Could you copy every entry exactly, with nothing changed?

──────── DATA LISTING

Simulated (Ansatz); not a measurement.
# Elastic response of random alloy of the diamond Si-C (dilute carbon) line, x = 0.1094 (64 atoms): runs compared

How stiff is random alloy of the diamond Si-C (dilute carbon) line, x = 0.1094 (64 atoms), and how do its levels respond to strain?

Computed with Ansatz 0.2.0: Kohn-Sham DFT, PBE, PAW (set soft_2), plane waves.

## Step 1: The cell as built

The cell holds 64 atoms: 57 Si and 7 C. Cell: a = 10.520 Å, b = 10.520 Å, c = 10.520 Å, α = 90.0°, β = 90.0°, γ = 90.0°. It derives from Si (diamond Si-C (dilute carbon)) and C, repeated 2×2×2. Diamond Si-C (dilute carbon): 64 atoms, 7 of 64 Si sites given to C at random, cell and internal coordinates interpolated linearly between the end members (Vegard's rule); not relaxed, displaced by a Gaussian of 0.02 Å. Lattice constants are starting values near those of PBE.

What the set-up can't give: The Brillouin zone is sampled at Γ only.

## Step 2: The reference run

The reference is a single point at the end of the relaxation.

────────────────

# EXERCISE SOLUTION
Simulated (Ansatz); not a measurement.
# Elastic response of random alloy of the diamond Si-C (dilute carbon) line, x = 0.1094 (64 atoms): runs compared

How stiff is random alloy of the diamond Si-C (dilute carbon) line, x = 0.1094 (64 atoms), and how do its levels respond to strain?

Computed with Ansatz 0.2.0: Kohn-Sham DFT, PBE, PAW (set soft_2), plane waves.

## Step 1: The cell as built

The cell holds 64 atoms: 57 Si and 7 C. Cell: a = 10.520 Å, b = 10.520 Å, c = 10.520 Å, α = 90.0°, β = 90.0°, γ = 90.0°. It derives from Si (diamond Si-C (dilute carbon)) and C, repeated 2×2×2. Diamond Si-C (dilute carbon): 64 atoms, 7 of 64 Si sites given to C at random, cell and internal coordinates interpolated linearly between the end members (Vegard's rule); not relaxed, displaced by a Gaussian of 0.02 Å. Lattice constants are starting values near those of PBE.

What the set-up can't give: The Brillouin zone is sampled at Γ only.

## Step 2: The reference run

The reference is a single point at the end of the relaxation.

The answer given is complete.